**WORK ITEM**
Retype the entries word for word, leaving nothing out.

**SOURCE INFORMATION**
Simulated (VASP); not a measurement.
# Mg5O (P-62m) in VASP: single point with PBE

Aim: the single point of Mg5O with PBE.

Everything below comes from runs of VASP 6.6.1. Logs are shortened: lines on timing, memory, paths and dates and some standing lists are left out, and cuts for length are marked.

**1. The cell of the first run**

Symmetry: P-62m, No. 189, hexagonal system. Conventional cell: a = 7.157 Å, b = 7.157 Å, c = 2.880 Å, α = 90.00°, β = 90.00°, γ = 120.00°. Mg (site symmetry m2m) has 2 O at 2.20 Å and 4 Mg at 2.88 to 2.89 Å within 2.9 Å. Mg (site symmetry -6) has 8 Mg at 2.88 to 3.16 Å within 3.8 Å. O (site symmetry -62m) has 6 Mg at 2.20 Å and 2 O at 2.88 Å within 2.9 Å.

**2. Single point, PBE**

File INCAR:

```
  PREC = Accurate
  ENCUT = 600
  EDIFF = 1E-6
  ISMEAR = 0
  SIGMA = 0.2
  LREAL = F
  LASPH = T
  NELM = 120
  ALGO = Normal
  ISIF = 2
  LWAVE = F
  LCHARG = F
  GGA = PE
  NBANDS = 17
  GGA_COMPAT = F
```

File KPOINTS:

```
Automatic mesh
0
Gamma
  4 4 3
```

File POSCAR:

**YOUR RESPONSE**
Simulated (VASP); not a measurement.
# Mg5O (P-62m) in VASP: single point with PBE

Aim: the single point of Mg5O with PBE.

Everything below comes from runs of VASP 6.6.1. Logs are shortened: lines on timing, memory, paths and dates and some standing lists are left out, and cuts for length are marked.

**1. The cell of the first run**

Symmetry: P-62m, No. 189, hexagonal system. Conventional cell: a = 7.157 Å, b = 7.157 Å, c = 2.880 Å, α = 90.00°, β = 90.00°, γ = 120.00°. Mg (site symmetry m2m) has 2 O at 2.20 Å and 4 Mg at 2.88 to 2.89 Å within 2.9 Å. Mg (site symmetry -6) has 8 Mg at 2.88 to 3.16 Å within 3.8 Å. O (site symmetry -62m) has 6 Mg at 2.20 Å and 2 O at 2.88 Å within 2.9 Å.

**2. Single point, PBE**

File INCAR:

```
  PREC = Accurate
  ENCUT = 600
  EDIFF = 1E-6
  ISMEAR = 0
  SIGMA = 0.2
  LREAL = F
  LASPH = T
  NELM = 120
  ALGO = Normal
  ISIF = 2
  LWAVE = F
  LCHARG = F
  GGA = PE
  NBANDS = 17
  GGA_COMPAT = F
```

File KPOINTS:

```
Automatic mesh
0
Gamma
  4 4 3
```

File POSCAR:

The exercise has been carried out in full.